**ACTION ITEM**
An exact copy of every record is needed.

**RECORDED INFORMATION**
──────────────────────────────

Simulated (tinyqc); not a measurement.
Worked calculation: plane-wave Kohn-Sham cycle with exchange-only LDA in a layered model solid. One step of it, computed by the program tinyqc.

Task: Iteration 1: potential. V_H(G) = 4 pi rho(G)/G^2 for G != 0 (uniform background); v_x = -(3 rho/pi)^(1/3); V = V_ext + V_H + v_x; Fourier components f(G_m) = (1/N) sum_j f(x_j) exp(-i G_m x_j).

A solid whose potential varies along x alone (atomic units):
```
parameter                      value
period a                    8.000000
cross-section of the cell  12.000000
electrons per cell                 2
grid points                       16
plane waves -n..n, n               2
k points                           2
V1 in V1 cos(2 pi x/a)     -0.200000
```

──────────────────────────────

**WRITTEN ANSWER**
Simulated (tinyqc); not a measurement.
Worked calculation: plane-wave Kohn-Sham cycle with exchange-only LDA in a layered model solid. One step of it, computed by the program tinyqc.

Task: Iteration 1: potential. V_H(G) = 4 pi rho(G)/G^2 for G != 0 (uniform background); v_x = -(3 rho/pi)^(1/3); V = V_ext + V_H + v_x; Fourier components f(G_m) = (1/N) sum_j f(x_j) exp(-i G_m x_j).

A solid whose potential varies along x alone (atomic units):
```
parameter                      value
period a                    8.000000
cross-section of the cell  12.000000
electrons per cell                 2
grid points                       16
plane waves -n..n, n               2
k points                           2
V1 in V1 cos(2 pi x/a)     -0.200000
```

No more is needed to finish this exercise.